■ TASK ITEM: Return, word for word, only the lines of the data below that lie between the line with "2.88 | 17 |" and the line with "8.26 | 3.00 | 14 |", those two lines included.

■ ■ ■
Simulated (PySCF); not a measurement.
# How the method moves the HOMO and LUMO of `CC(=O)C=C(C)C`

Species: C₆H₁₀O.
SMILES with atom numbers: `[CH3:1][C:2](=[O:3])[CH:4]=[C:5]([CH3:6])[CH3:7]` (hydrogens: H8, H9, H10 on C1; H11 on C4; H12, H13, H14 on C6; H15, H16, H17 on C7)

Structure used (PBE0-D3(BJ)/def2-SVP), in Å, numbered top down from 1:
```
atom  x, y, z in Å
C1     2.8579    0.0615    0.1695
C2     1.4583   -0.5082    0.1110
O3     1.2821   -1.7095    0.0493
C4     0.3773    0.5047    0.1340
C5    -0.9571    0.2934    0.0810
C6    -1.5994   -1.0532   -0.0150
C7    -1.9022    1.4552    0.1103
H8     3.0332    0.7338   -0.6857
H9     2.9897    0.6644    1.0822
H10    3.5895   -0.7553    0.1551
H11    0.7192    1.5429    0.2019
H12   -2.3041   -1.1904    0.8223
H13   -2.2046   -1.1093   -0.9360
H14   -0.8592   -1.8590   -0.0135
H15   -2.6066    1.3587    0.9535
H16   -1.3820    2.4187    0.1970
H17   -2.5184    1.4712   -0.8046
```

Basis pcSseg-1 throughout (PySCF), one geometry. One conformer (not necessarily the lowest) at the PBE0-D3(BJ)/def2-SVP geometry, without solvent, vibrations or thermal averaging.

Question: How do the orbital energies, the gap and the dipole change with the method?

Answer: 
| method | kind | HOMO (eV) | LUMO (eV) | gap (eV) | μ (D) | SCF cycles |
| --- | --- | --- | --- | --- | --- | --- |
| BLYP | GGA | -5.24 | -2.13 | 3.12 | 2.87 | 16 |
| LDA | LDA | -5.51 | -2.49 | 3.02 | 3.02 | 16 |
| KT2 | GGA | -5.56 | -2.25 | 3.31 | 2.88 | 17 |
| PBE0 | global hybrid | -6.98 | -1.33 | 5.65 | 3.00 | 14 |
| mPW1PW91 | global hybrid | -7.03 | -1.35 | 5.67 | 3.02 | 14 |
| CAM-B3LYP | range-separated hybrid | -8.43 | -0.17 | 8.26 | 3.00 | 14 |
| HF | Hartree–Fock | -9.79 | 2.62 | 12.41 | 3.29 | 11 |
■ ■ ■

■ RESPONSE:
| KT2 | GGA | -5.56 | -2.25 | 3.31 | 2.88 | 17 |
| PBE0 | global hybrid | -6.98 | -1.33 | 5.65 | 3.00 | 14 |
| mPW1PW91 | global hybrid | -7.03 | -1.35 | 5.67 | 3.02 | 14 |
| CAM-B3LYP | range-separated hybrid | -8.43 | -0.17 | 8.26 | 3.00 | 14 |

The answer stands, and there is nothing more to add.